▶ _Work request_:
Starting at the top of the records, output every line through the one that contains "## Step 2: Single point, PBE", keeping each exactly as it appears.

———

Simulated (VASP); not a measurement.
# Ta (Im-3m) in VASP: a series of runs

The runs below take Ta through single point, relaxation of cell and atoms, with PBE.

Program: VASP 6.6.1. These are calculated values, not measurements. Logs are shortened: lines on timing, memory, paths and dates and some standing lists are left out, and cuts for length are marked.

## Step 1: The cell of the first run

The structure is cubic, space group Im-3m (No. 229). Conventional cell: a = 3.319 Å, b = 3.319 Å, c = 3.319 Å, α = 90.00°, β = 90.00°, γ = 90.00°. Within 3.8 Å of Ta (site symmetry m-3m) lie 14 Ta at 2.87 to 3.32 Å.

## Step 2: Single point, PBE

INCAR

———

▶ _Your response_:
Simulated (VASP); not a measurement.
# Ta (Im-3m) in VASP: a series of runs

The runs below take Ta through single point, relaxation of cell and atoms, with PBE.

Program: VASP 6.6.1. These are calculated values, not measurements. Logs are shortened: lines on timing, memory, paths and dates and some standing lists are left out, and cuts for length are marked.

## Step 1: The cell of the first run

The structure is cubic, space group Im-3m (No. 229). Conventional cell: a = 3.319 Å, b = 3.319 Å, c = 3.319 Å, α = 90.00°, β = 90.00°, γ = 90.00°. Within 3.8 Å of Ta (site symmetry m-3m) lie 14 Ta at 2.87 to 3.32 Å.

## Step 2: Single point, PBE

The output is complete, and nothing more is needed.